**Extracted information:**
┄┄┄┄┄┄┄┄┄┄┄┄┄┄┄┄┄┄┄┄
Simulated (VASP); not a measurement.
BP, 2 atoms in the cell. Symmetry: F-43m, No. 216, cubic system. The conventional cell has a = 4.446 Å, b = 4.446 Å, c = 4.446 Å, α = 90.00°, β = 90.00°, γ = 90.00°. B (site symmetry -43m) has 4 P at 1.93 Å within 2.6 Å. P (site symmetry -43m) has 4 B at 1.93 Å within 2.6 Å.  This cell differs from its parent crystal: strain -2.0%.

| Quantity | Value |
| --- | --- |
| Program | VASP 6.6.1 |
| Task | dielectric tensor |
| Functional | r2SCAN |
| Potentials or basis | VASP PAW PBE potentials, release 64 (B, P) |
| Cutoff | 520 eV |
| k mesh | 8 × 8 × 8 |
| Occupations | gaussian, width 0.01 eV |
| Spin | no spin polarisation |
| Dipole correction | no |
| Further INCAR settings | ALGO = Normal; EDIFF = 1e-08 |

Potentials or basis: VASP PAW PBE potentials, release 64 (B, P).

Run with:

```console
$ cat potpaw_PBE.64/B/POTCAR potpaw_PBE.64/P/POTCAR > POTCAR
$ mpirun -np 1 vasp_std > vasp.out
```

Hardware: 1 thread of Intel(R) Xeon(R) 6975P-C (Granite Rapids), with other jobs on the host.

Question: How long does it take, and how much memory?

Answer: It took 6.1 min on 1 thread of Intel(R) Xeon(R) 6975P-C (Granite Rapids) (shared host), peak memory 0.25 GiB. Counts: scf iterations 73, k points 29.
┄┄┄┄┄┄┄┄┄┄┄┄┄┄┄┄┄┄┄┄

**Activity:** Every line of the listing should be repeated exactly.

**Answer space:**
Simulated (VASP); not a measurement.
BP, 2 atoms in the cell. Symmetry: F-43m, No. 216, cubic system. The conventional cell has a = 4.446 Å, b = 4.446 Å, c = 4.446 Å, α = 90.00°, β = 90.00°, γ = 90.00°. B (site symmetry -43m) has 4 P at 1.93 Å within 2.6 Å. P (site symmetry -43m) has 4 B at 1.93 Å within 2.6 Å.  This cell differs from its parent crystal: strain -2.0%.

| Quantity | Value |
| --- | --- |
| Program | VASP 6.6.1 |
| Task | dielectric tensor |
| Functional | r2SCAN |
| Potentials or basis | VASP PAW PBE potentials, release 64 (B, P) |
| Cutoff | 520 eV |
| k mesh | 8 × 8 × 8 |
| Occupations | gaussian, width 0.01 eV |
| Spin | no spin polarisation |
| Dipole correction | no |
| Further INCAR settings | ALGO = Normal; EDIFF = 1e-08 |

Potentials or basis: VASP PAW PBE potentials, release 64 (B, P).

Run with:

```console
$ cat potpaw_PBE.64/B/POTCAR potpaw_PBE.64/P/POTCAR > POTCAR
$ mpirun -np 1 vasp_std > vasp.out
```

Hardware: 1 thread of Intel(R) Xeon(R) 6975P-C (Granite Rapids), with other jobs on the host.

Question: How long does it take, and how much memory?

Answer: It took 6.1 min on 1 thread of Intel(R) Xeon(R) 6975P-C (Granite Rapids) (shared host), peak memory 0.25 GiB. Counts: scf iterations 73, k points 29.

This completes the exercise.